● TASK ITEM:
Set down exactly the lines below, starting at the one that contains "p, 22 C s |" and ending at the one that contains "71 Si p, 22 C p |", with both of those lines included and nothing else.

● SOURCE DATA:
[Start of section]

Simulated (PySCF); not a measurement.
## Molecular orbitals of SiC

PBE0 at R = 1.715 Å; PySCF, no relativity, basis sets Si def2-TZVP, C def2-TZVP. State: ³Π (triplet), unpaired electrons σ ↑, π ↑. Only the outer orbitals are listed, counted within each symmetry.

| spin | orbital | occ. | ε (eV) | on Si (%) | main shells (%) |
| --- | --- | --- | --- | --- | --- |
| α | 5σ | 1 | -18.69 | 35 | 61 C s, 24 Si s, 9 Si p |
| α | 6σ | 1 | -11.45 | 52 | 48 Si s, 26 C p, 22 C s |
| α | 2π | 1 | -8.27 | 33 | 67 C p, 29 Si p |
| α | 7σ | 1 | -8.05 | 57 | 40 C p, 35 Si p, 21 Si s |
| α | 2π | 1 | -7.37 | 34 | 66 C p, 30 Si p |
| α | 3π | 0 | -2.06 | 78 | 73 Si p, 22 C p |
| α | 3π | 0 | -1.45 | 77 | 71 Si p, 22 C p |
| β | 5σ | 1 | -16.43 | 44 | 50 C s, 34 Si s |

[End of section]

● TASK SOLUTION:
| α | 6σ | 1 | -11.45 | 52 | 48 Si s, 26 C p, 22 C s |
| α | 2π | 1 | -8.27 | 33 | 67 C p, 29 Si p |
| α | 7σ | 1 | -8.05 | 57 | 40 C p, 35 Si p, 21 Si s |
| α | 2π | 1 | -7.37 | 34 | 66 C p, 30 Si p |
| α | 3π | 0 | -2.06 | 78 | 73 Si p, 22 C p |
| α | 3π | 0 | -1.45 | 77 | 71 Si p, 22 C p |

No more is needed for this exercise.